------------------------------------------------------------
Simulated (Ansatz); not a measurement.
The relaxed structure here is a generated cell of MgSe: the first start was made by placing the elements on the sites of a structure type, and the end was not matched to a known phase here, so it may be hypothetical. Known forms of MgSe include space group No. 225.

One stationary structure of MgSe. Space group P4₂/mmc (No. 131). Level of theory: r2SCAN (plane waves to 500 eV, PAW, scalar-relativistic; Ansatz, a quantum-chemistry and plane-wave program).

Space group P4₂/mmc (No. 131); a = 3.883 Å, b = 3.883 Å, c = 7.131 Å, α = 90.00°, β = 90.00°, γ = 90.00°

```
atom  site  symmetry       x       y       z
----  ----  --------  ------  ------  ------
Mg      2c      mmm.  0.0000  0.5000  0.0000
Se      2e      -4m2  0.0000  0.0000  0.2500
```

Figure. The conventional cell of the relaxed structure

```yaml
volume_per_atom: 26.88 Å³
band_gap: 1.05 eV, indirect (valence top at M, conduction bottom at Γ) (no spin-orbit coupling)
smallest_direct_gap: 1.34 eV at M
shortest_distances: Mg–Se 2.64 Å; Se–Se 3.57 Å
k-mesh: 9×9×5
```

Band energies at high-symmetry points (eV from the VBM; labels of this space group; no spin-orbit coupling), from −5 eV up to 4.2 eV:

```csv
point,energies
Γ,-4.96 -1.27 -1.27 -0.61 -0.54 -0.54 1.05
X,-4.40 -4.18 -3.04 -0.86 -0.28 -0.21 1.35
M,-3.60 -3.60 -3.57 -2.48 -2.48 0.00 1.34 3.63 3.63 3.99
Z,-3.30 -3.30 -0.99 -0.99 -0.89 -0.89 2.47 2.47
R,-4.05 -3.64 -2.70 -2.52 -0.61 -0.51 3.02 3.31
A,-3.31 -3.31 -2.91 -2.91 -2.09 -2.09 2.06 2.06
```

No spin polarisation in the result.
------------------------------------------------------------

**ASSIGNMENT**
The records above should be printed exactly, please, from the first line through the line containing "One stationary structure", with both ends kept and nothing past it.

**REPLY**
Simulated (Ansatz); not a measurement.
The relaxed structure here is a generated cell of MgSe: the first start was made by placing the elements on the sites of a structure type, and the end was not matched to a known phase here, so it may be hypothetical. Known forms of MgSe include space group No. 225.

One stationary structure of MgSe. Space group P4₂/mmc (No. 131). Level of theory: r2SCAN (plane waves to 500 eV, PAW, scalar-relativistic; Ansatz, a quantum-chemistry and plane-wave program).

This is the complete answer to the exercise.